• • • • •

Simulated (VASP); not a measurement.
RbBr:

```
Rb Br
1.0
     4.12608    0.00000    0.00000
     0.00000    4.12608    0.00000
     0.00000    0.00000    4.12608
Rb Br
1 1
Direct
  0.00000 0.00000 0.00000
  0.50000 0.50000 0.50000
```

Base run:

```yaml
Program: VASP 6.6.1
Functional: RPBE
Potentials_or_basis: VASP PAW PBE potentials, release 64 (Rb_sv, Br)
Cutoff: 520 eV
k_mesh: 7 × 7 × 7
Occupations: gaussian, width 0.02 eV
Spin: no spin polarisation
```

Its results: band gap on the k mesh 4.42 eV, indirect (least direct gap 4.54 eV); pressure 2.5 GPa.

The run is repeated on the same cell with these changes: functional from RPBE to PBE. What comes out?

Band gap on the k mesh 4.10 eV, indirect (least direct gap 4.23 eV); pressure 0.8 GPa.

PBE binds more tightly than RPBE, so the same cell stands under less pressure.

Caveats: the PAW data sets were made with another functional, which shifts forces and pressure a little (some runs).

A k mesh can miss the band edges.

• • • • •

**Task item:** What is needed is an exact copy of the entries above, from the first line through the line holding "Its results: band", with both of those lines kept; please give nothing else.

**Written response:**
Simulated (VASP); not a measurement.
RbBr:

```
Rb Br
1.0
     4.12608    0.00000    0.00000
     0.00000    4.12608    0.00000
     0.00000    0.00000    4.12608
Rb Br
1 1
Direct
  0.00000 0.00000 0.00000
  0.50000 0.50000 0.50000
```

Base run:

```yaml
Program: VASP 6.6.1
Functional: RPBE
Potentials_or_basis: VASP PAW PBE potentials, release 64 (Rb_sv, Br)
Cutoff: 520 eV
k_mesh: 7 × 7 × 7
Occupations: gaussian, width 0.02 eV
Spin: no spin polarisation
```

Its results: band gap on the k mesh 4.42 eV, indirect (least direct gap 4.54 eV); pressure 2.5 GPa.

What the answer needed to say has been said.